MATERIAL PROVIDED Start Marker

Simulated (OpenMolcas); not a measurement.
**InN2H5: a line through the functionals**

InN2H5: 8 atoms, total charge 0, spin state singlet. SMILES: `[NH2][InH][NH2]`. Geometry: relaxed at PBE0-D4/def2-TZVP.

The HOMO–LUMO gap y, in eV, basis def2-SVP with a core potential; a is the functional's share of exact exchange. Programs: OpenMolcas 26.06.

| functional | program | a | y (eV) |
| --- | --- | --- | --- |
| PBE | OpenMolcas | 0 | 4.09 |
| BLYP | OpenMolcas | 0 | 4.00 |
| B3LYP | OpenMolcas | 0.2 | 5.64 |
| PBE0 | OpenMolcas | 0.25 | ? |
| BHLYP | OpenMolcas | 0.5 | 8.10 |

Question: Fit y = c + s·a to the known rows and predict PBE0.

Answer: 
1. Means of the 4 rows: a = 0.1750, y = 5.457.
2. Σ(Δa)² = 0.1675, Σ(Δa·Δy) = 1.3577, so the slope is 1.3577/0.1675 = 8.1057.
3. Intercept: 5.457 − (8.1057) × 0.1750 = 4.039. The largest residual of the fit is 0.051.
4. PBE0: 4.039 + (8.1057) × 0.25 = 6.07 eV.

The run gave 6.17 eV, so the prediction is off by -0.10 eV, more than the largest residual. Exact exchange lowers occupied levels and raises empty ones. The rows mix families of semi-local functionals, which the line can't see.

MATERIAL PROVIDED End Marker

*WORK TASK*
Only the lines above from the line containing "1. Means of" through the line containing "4. PBE0: 4.039 + (8.1057) × 0.25 = 6.07 eV." should be retyped, exactly and with both ends included.

*WORKED SOLUTION*
1. Means of the 4 rows: a = 0.1750, y = 5.457.
2. Σ(Δa)² = 0.1675, Σ(Δa·Δy) = 1.3577, so the slope is 1.3577/0.1675 = 8.1057.
3. Intercept: 5.457 − (8.1057) × 0.1750 = 4.039. The largest residual of the fit is 0.051.
4. PBE0: 4.039 + (8.1057) × 0.25 = 6.07 eV.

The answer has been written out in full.